Required action:
Down to the last character, transcribe every record.

Available data:
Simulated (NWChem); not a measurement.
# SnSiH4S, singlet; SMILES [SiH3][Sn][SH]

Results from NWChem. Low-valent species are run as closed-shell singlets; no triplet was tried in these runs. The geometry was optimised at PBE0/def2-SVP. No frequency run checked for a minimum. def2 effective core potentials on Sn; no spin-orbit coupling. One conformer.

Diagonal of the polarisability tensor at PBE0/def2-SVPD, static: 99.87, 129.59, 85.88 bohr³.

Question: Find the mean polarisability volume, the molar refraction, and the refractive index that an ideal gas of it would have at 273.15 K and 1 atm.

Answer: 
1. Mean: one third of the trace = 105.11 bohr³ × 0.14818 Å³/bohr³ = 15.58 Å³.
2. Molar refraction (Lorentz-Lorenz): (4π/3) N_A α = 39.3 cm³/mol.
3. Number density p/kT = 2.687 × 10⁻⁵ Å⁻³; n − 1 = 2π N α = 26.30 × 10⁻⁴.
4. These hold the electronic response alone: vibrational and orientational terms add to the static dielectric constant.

Exercise result:
Simulated (NWChem); not a measurement.
# SnSiH4S, singlet; SMILES [SiH3][Sn][SH]

Results from NWChem. Low-valent species are run as closed-shell singlets; no triplet was tried in these runs. The geometry was optimised at PBE0/def2-SVP. No frequency run checked for a minimum. def2 effective core potentials on Sn; no spin-orbit coupling. One conformer.

Diagonal of the polarisability tensor at PBE0/def2-SVPD, static: 99.87, 129.59, 85.88 bohr³.

Question: Find the mean polarisability volume, the molar refraction, and the refractive index that an ideal gas of it would have at 273.15 K and 1 atm.

Answer: 
1. Mean: one third of the trace = 105.11 bohr³ × 0.14818 Å³/bohr³ = 15.58 Å³.
2. Molar refraction (Lorentz-Lorenz): (4π/3) N_A α = 39.3 cm³/mol.
3. Number density p/kT = 2.687 × 10⁻⁵ Å⁻³; n − 1 = 2π N α = 26.30 × 10⁻⁴.
4. These hold the electronic response alone: vibrational and orientational terms add to the static dielectric constant.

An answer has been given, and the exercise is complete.